## Activity
In the entries that follow, the line with "Where does the spin sit?" opens the range and the line with "Summed by element: O" closes it; repeat that range exactly, both lines included.

_ _ _
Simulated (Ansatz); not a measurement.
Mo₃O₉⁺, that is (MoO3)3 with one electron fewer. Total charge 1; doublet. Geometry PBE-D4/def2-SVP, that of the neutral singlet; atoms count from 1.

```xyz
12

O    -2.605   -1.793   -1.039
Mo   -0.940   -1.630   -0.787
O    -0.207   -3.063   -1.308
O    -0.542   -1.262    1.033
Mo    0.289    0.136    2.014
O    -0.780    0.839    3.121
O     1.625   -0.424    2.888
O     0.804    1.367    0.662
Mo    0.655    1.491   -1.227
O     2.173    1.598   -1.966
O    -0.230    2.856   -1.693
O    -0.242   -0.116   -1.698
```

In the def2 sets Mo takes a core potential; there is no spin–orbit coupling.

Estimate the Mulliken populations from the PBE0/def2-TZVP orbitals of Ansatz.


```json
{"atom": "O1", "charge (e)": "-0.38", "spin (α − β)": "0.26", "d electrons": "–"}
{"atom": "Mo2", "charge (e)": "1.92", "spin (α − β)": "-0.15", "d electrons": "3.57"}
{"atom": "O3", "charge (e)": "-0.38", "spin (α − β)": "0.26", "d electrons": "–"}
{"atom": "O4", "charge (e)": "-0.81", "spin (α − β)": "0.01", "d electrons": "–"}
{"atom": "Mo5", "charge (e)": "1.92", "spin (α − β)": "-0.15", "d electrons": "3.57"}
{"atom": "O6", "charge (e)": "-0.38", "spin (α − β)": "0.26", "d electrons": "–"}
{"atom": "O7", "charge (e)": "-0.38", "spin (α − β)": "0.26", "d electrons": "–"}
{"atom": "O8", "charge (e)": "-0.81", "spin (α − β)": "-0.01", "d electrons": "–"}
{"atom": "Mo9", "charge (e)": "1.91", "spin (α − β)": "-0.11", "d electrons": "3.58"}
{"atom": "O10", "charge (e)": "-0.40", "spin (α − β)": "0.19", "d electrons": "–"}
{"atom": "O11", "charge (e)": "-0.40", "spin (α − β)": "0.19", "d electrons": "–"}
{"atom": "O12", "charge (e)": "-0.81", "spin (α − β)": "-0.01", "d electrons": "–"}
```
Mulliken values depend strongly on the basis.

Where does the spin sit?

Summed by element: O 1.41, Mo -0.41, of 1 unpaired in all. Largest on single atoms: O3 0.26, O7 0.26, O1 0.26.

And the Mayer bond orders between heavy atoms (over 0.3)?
_ _ _

## Task result
Where does the spin sit?

Summed by element: O 1.41, Mo -0.41, of 1 unpaired in all. Largest on single atoms: O3 0.26, O7 0.26, O1 0.26.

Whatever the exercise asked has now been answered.